**DATA FOR ANALYSIS**
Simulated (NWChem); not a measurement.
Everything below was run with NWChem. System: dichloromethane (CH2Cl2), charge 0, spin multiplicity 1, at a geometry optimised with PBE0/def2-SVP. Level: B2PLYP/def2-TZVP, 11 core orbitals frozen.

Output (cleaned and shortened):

**REQUIREMENT**
Repeat the material, keeping every word exactly as it is.

**EXERCISE RESULT**
Simulated (NWChem); not a measurement.
Everything below was run with NWChem. System: dichloromethane (CH2Cl2), charge 0, spin multiplicity 1, at a geometry optimised with PBE0/def2-SVP. Level: B2PLYP/def2-TZVP, 11 core orbitals frozen.

Output (cleaned and shortened):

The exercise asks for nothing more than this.